ASSIGNED TASK ▸
With both ends included, transcribe exactly the records below from their first line to the line that contains "## What each".

---- DATA UNDER STUDY

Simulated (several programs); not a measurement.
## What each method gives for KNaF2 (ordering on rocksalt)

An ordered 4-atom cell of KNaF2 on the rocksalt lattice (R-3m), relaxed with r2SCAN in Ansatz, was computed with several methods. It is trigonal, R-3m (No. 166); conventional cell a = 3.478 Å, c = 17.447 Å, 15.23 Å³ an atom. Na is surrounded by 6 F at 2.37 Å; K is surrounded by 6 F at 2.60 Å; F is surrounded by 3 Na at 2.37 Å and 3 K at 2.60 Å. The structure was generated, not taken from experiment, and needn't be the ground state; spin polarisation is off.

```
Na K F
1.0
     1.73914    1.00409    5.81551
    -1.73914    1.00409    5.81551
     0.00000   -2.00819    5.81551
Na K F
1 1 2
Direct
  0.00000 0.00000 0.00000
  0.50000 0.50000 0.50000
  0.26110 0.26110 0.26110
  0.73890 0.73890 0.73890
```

--------

WRITTEN ANSWER ▸
Simulated (several programs); not a measurement.
## What each method gives for KNaF2 (ordering on rocksalt)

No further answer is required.